§ Source information
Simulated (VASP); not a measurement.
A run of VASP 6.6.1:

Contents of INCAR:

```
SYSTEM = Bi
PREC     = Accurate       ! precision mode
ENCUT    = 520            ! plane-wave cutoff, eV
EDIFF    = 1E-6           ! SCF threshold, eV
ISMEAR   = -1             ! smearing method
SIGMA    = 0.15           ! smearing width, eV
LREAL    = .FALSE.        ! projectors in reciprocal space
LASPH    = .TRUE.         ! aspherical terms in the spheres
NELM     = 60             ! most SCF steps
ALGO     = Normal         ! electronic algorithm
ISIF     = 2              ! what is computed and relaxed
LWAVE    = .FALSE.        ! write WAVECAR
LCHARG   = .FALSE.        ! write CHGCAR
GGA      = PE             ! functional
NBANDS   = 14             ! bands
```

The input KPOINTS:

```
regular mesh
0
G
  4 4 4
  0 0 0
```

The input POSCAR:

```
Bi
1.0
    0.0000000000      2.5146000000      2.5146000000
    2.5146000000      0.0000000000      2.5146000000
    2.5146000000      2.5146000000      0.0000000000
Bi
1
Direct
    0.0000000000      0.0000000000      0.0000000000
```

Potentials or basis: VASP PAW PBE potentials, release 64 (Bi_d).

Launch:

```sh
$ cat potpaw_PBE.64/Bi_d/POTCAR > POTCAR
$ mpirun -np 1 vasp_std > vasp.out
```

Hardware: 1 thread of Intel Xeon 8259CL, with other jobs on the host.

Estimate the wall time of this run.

§ Task item
A verbatim copy of all the entries is the expected result.

§ Answer section
Simulated (VASP); not a measurement.
A run of VASP 6.6.1:

Contents of INCAR:

```
SYSTEM = Bi
PREC     = Accurate       ! precision mode
ENCUT    = 520            ! plane-wave cutoff, eV
EDIFF    = 1E-6           ! SCF threshold, eV
ISMEAR   = -1             ! smearing method
SIGMA    = 0.15           ! smearing width, eV
LREAL    = .FALSE.        ! projectors in reciprocal space
LASPH    = .TRUE.         ! aspherical terms in the spheres
NELM     = 60             ! most SCF steps
ALGO     = Normal         ! electronic algorithm
ISIF     = 2              ! what is computed and relaxed
LWAVE    = .FALSE.        ! write WAVECAR
LCHARG   = .FALSE.        ! write CHGCAR
GGA      = PE             ! functional
NBANDS   = 14             ! bands
```

The input KPOINTS:

```
regular mesh
0
G
  4 4 4
  0 0 0
```

The input POSCAR:

```
Bi
1.0
    0.0000000000      2.5146000000      2.5146000000
    2.5146000000      0.0000000000      2.5146000000
    2.5146000000      2.5146000000      0.0000000000
Bi
1
Direct
    0.0000000000      0.0000000000      0.0000000000
```

Potentials or basis: VASP PAW PBE potentials, release 64 (Bi_d).

Launch:

```sh
$ cat potpaw_PBE.64/Bi_d/POTCAR > POTCAR
$ mpirun -np 1 vasp_std > vasp.out
```

Hardware: 1 thread of Intel Xeon 8259CL, with other jobs on the host.

Estimate the wall time of this run.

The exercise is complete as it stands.